#### Given records
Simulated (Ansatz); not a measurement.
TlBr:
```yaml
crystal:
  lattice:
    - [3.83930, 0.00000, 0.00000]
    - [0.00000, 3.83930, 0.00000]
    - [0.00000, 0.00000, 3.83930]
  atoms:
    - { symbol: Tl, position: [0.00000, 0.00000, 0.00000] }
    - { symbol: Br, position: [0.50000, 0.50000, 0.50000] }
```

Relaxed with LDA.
########

→ **Requirement**:
Reprint the complete listing exactly.

→ **Your solution**:
Simulated (Ansatz); not a measurement.
TlBr:
```yaml
crystal:
  lattice:
    - [3.83930, 0.00000, 0.00000]
    - [0.00000, 3.83930, 0.00000]
    - [0.00000, 0.00000, 3.83930]
  atoms:
    - { symbol: Tl, position: [0.00000, 0.00000, 0.00000] }
    - { symbol: Br, position: [0.50000, 0.50000, 0.50000] }
```

Relaxed with LDA.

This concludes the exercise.